◆ ◆ ◆

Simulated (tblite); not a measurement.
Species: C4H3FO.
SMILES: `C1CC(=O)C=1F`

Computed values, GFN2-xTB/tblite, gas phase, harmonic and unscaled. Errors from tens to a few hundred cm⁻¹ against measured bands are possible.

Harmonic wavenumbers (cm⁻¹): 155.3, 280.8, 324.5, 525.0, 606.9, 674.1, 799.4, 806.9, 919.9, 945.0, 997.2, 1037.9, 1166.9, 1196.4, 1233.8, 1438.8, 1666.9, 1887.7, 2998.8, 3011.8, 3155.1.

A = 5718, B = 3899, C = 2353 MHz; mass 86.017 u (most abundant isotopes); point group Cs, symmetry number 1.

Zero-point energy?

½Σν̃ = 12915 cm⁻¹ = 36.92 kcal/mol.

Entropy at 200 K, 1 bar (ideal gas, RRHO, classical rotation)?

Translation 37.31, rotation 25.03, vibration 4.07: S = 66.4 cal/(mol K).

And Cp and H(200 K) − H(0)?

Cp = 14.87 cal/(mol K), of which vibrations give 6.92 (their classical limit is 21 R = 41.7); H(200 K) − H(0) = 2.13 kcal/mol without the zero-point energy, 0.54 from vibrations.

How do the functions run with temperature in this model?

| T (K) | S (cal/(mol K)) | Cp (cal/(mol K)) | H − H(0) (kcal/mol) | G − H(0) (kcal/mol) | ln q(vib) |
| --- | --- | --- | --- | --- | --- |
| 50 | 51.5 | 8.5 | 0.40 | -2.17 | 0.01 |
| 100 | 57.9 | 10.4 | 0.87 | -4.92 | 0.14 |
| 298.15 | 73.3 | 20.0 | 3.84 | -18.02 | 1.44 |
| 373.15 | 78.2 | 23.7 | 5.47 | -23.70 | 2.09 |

◆ ◆ ◆

● **EXERCISE**: Repeat the entries exactly, all of them.

● **YOUR SOLUTION**:
Simulated (tblite); not a measurement.
Species: C4H3FO.
SMILES: `C1CC(=O)C=1F`

Computed values, GFN2-xTB/tblite, gas phase, harmonic and unscaled. Errors from tens to a few hundred cm⁻¹ against measured bands are possible.

Harmonic wavenumbers (cm⁻¹): 155.3, 280.8, 324.5, 525.0, 606.9, 674.1, 799.4, 806.9, 919.9, 945.0, 997.2, 1037.9, 1166.9, 1196.4, 1233.8, 1438.8, 1666.9, 1887.7, 2998.8, 3011.8, 3155.1.

A = 5718, B = 3899, C = 2353 MHz; mass 86.017 u (most abundant isotopes); point group Cs, symmetry number 1.

Zero-point energy?

½Σν̃ = 12915 cm⁻¹ = 36.92 kcal/mol.

Entropy at 200 K, 1 bar (ideal gas, RRHO, classical rotation)?

Translation 37.31, rotation 25.03, vibration 4.07: S = 66.4 cal/(mol K).

And Cp and H(200 K) − H(0)?

Cp = 14.87 cal/(mol K), of which vibrations give 6.92 (their classical limit is 21 R = 41.7); H(200 K) − H(0) = 2.13 kcal/mol without the zero-point energy, 0.54 from vibrations.

How do the functions run with temperature in this model?

| T (K) | S (cal/(mol K)) | Cp (cal/(mol K)) | H − H(0) (kcal/mol) | G − H(0) (kcal/mol) | ln q(vib) |
| --- | --- | --- | --- | --- | --- |
| 50 | 51.5 | 8.5 | 0.40 | -2.17 | 0.01 |
| 100 | 57.9 | 10.4 | 0.87 | -4.92 | 0.14 |
| 298.15 | 73.3 | 20.0 | 3.84 | -18.02 | 1.44 |
| 373.15 | 78.2 | 23.7 | 5.47 | -23.70 | 2.09 |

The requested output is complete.